■ **Extracted records**:

►

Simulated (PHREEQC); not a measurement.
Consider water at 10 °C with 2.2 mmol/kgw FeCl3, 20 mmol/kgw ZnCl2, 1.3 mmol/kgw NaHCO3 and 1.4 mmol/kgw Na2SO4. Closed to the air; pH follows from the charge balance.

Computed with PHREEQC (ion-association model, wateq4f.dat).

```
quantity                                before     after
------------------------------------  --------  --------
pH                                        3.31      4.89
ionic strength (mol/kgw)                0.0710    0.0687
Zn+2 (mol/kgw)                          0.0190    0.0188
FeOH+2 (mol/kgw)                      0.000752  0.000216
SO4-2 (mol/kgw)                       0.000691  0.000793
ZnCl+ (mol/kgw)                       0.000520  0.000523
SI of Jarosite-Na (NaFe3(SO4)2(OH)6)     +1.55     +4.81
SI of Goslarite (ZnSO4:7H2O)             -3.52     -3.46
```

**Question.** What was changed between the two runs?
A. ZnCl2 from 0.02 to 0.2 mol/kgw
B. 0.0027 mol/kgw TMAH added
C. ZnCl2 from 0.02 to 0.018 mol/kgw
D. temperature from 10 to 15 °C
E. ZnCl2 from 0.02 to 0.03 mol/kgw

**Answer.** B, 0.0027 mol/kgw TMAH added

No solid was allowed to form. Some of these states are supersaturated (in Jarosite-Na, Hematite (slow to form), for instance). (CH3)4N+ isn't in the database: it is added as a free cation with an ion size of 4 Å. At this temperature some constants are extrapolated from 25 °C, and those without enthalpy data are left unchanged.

◄

Please give back only the lines between the first line of the entries and the line with "B, 0.0027 mol/kgw TMAH added", both ends included, word for word.

■ **Exercise result**:
Simulated (PHREEQC); not a measurement.
Consider water at 10 °C with 2.2 mmol/kgw FeCl3, 20 mmol/kgw ZnCl2, 1.3 mmol/kgw NaHCO3 and 1.4 mmol/kgw Na2SO4. Closed to the air; pH follows from the charge balance.

Computed with PHREEQC (ion-association model, wateq4f.dat).

```
quantity                                before     after
------------------------------------  --------  --------
pH                                        3.31      4.89
ionic strength (mol/kgw)                0.0710    0.0687
Zn+2 (mol/kgw)                          0.0190    0.0188
FeOH+2 (mol/kgw)                      0.000752  0.000216
SO4-2 (mol/kgw)                       0.000691  0.000793
ZnCl+ (mol/kgw)                       0.000520  0.000523
SI of Jarosite-Na (NaFe3(SO4)2(OH)6)     +1.55     +4.81
SI of Goslarite (ZnSO4:7H2O)             -3.52     -3.46
```

**Question.** What was changed between the two runs?
A. ZnCl2 from 0.02 to 0.2 mol/kgw
B. 0.0027 mol/kgw TMAH added
C. ZnCl2 from 0.02 to 0.018 mol/kgw
D. temperature from 10 to 15 °C
E. ZnCl2 from 0.02 to 0.03 mol/kgw

**Answer.** B, 0.0027 mol/kgw TMAH added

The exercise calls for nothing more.